Brief
After finding the line with "wB97X-D/pcSseg-2, PCM |" in the entries below, retype exactly each line from there through the line with "4.7 | 6.3 | 3.6 |", including that final line.

--- Extracted records Enclosed Below ---

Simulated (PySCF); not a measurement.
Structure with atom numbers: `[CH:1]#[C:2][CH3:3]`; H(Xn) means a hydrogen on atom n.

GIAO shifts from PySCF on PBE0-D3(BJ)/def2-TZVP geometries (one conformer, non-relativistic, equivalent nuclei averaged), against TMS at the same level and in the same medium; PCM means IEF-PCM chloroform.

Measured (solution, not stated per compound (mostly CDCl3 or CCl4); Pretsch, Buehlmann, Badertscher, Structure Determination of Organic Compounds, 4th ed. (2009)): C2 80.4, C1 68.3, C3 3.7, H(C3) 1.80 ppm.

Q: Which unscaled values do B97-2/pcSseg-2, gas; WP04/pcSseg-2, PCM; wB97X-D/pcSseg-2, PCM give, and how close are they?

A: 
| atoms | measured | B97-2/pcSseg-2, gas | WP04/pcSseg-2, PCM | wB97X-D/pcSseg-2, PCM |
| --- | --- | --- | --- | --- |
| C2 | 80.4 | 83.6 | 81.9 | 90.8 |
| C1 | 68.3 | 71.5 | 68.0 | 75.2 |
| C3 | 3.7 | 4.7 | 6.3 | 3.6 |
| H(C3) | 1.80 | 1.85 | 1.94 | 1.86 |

--- End of Enclosed Extracted records ---

Problem solution
| atoms | measured | B97-2/pcSseg-2, gas | WP04/pcSseg-2, PCM | wB97X-D/pcSseg-2, PCM |
| --- | --- | --- | --- | --- |
| C2 | 80.4 | 83.6 | 81.9 | 90.8 |
| C1 | 68.3 | 71.5 | 68.0 | 75.2 |
| C3 | 3.7 | 4.7 | 6.3 | 3.6 |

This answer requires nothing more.